* Data supplied
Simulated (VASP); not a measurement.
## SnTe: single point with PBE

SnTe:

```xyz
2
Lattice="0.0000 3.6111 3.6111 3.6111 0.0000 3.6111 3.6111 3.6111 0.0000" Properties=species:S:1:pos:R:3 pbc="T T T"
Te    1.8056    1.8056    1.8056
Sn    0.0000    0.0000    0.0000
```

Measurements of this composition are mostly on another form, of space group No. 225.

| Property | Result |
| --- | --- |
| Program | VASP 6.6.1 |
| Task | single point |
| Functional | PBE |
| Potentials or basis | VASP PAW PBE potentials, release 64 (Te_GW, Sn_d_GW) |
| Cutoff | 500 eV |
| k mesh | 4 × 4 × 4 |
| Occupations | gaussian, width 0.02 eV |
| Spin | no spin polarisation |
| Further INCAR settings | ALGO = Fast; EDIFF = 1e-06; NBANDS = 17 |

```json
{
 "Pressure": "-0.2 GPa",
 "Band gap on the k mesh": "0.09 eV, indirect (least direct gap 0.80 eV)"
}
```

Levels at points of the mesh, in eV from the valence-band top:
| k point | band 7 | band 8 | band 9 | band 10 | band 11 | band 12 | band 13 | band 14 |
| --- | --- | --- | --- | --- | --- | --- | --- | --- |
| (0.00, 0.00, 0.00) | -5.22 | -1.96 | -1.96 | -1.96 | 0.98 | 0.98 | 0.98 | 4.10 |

* Action item
From the first line to the last, set down every record exactly as written above.

* Answer area
Simulated (VASP); not a measurement.
## SnTe: single point with PBE

SnTe:

```xyz
2
Lattice="0.0000 3.6111 3.6111 3.6111 0.0000 3.6111 3.6111 3.6111 0.0000" Properties=species:S:1:pos:R:3 pbc="T T T"
Te    1.8056    1.8056    1.8056
Sn    0.0000    0.0000    0.0000
```

Measurements of this composition are mostly on another form, of space group No. 225.

| Property | Result |
| --- | --- |
| Program | VASP 6.6.1 |
| Task | single point |
| Functional | PBE |
| Potentials or basis | VASP PAW PBE potentials, release 64 (Te_GW, Sn_d_GW) |
| Cutoff | 500 eV |
| k mesh | 4 × 4 × 4 |
| Occupations | gaussian, width 0.02 eV |
| Spin | no spin polarisation |
| Further INCAR settings | ALGO = Fast; EDIFF = 1e-06; NBANDS = 17 |

```json
{
 "Pressure": "-0.2 GPa",
 "Band gap on the k mesh": "0.09 eV, indirect (least direct gap 0.80 eV)"
}
```

Levels at points of the mesh, in eV from the valence-band top:
| k point | band 7 | band 8 | band 9 | band 10 | band 11 | band 12 | band 13 | band 14 |
| --- | --- | --- | --- | --- | --- | --- | --- | --- |
| (0.00, 0.00, 0.00) | -5.22 | -1.96 | -1.96 | -1.96 | 0.98 | 0.98 | 0.98 | 4.10 |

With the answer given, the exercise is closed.